## Extracted material
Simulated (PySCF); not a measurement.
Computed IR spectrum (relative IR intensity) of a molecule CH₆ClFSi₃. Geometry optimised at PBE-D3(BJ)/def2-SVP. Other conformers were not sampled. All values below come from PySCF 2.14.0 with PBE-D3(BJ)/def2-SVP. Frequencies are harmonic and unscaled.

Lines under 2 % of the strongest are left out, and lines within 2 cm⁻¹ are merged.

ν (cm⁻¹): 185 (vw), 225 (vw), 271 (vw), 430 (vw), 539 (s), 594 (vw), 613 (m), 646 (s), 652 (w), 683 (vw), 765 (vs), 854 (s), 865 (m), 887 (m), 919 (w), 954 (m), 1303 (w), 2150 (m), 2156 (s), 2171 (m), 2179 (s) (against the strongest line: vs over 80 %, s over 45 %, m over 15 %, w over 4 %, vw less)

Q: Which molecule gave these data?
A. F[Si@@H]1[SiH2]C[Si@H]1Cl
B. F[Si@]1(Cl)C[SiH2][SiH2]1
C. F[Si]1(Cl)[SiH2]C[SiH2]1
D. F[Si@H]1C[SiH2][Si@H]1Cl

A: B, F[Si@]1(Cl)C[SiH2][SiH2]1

## Activity
Each entry must be reproduced verbatim.

## Written reply
Simulated (PySCF); not a measurement.
Computed IR spectrum (relative IR intensity) of a molecule CH₆ClFSi₃. Geometry optimised at PBE-D3(BJ)/def2-SVP. Other conformers were not sampled. All values below come from PySCF 2.14.0 with PBE-D3(BJ)/def2-SVP. Frequencies are harmonic and unscaled.

Lines under 2 % of the strongest are left out, and lines within 2 cm⁻¹ are merged.

ν (cm⁻¹): 185 (vw), 225 (vw), 271 (vw), 430 (vw), 539 (s), 594 (vw), 613 (m), 646 (s), 652 (w), 683 (vw), 765 (vs), 854 (s), 865 (m), 887 (m), 919 (w), 954 (m), 1303 (w), 2150 (m), 2156 (s), 2171 (m), 2179 (s) (against the strongest line: vs over 80 %, s over 45 %, m over 15 %, w over 4 %, vw less)

Q: Which molecule gave these data?
A. F[Si@@H]1[SiH2]C[Si@H]1Cl
B. F[Si@]1(Cl)C[SiH2][SiH2]1
C. F[Si]1(Cl)[SiH2]C[SiH2]1
D. F[Si@H]1C[SiH2][Si@H]1Cl

A: B, F[Si@]1(Cl)C[SiH2][SiH2]1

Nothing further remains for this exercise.